**Brief:** What you give back should be exactly the opening lines of the data, ending with the line that contains "S is read from ⟨S²⟩ = S(S + 1)." and including it.

Data extract Block Start
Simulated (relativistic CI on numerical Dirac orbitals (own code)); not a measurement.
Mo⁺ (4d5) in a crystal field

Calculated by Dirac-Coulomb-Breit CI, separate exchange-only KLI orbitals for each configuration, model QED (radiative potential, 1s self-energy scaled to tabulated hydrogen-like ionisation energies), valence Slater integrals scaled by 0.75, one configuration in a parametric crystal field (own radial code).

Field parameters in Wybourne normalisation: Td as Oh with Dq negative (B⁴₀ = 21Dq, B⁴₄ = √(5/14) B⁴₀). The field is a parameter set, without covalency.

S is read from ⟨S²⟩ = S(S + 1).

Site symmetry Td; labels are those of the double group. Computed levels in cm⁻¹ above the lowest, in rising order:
Data extract Block End

**Exercise output:**
Simulated (relativistic CI on numerical Dirac orbitals (own code)); not a measurement.
Mo⁺ (4d5) in a crystal field

Calculated by Dirac-Coulomb-Breit CI, separate exchange-only KLI orbitals for each configuration, model QED (radiative potential, 1s self-energy scaled to tabulated hydrogen-like ionisation energies), valence Slater integrals scaled by 0.75, one configuration in a parametric crystal field (own radial code).

Field parameters in Wybourne normalisation: Td as Oh with Dq negative (B⁴₀ = 21Dq, B⁴₄ = √(5/14) B⁴₀). The field is a parameter set, without covalency.

S is read from ⟨S²⟩ = S(S + 1).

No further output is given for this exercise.